WORK TASK: All entries are to be returned verbatim.

EXTRACTED INFORMATION:
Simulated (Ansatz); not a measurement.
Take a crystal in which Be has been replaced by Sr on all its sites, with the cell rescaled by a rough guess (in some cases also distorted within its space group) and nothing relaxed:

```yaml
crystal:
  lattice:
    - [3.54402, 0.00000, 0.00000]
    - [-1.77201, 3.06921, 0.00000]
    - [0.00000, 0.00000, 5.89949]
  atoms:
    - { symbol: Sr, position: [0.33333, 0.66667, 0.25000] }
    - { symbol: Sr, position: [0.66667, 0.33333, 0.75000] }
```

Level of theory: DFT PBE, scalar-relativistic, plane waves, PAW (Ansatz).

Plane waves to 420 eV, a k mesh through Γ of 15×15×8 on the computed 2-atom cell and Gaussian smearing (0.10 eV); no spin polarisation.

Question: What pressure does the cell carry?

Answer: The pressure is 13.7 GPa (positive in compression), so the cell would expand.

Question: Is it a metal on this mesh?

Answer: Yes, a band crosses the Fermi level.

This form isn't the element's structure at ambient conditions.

YOUR RESPONSE:
Simulated (Ansatz); not a measurement.
Take a crystal in which Be has been replaced by Sr on all its sites, with the cell rescaled by a rough guess (in some cases also distorted within its space group) and nothing relaxed:

```yaml
crystal:
  lattice:
    - [3.54402, 0.00000, 0.00000]
    - [-1.77201, 3.06921, 0.00000]
    - [0.00000, 0.00000, 5.89949]
  atoms:
    - { symbol: Sr, position: [0.33333, 0.66667, 0.25000] }
    - { symbol: Sr, position: [0.66667, 0.33333, 0.75000] }
```

Level of theory: DFT PBE, scalar-relativistic, plane waves, PAW (Ansatz).

Plane waves to 420 eV, a k mesh through Γ of 15×15×8 on the computed 2-atom cell and Gaussian smearing (0.10 eV); no spin polarisation.

Question: What pressure does the cell carry?

Answer: The pressure is 13.7 GPa (positive in compression), so the cell would expand.

Question: Is it a metal on this mesh?

Answer: Yes, a band crosses the Fermi level.

This form isn't the element's structure at ambient conditions.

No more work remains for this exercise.